Provided data:
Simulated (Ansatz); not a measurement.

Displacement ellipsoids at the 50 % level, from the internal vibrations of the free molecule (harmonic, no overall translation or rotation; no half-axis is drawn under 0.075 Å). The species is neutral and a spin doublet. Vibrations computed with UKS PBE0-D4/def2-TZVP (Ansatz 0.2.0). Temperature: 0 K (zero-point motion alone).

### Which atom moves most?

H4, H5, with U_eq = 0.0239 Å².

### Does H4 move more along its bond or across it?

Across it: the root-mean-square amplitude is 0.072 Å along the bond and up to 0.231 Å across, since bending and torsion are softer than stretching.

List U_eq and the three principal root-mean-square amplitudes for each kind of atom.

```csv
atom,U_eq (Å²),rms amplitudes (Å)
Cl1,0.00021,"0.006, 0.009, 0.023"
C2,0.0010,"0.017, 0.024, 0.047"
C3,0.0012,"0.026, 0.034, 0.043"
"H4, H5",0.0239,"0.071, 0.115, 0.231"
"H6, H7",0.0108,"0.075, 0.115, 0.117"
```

Requirement: The required output is the entries from their opening line through the line holding "### Does H4", repeated exactly, with both end lines kept.

Answer box:
Simulated (Ansatz); not a measurement.

Displacement ellipsoids at the 50 % level, from the internal vibrations of the free molecule (harmonic, no overall translation or rotation; no half-axis is drawn under 0.075 Å). The species is neutral and a spin doublet. Vibrations computed with UKS PBE0-D4/def2-TZVP (Ansatz 0.2.0). Temperature: 0 K (zero-point motion alone).

### Which atom moves most?

H4, H5, with U_eq = 0.0239 Å².

### Does H4 move more along its bond or across it?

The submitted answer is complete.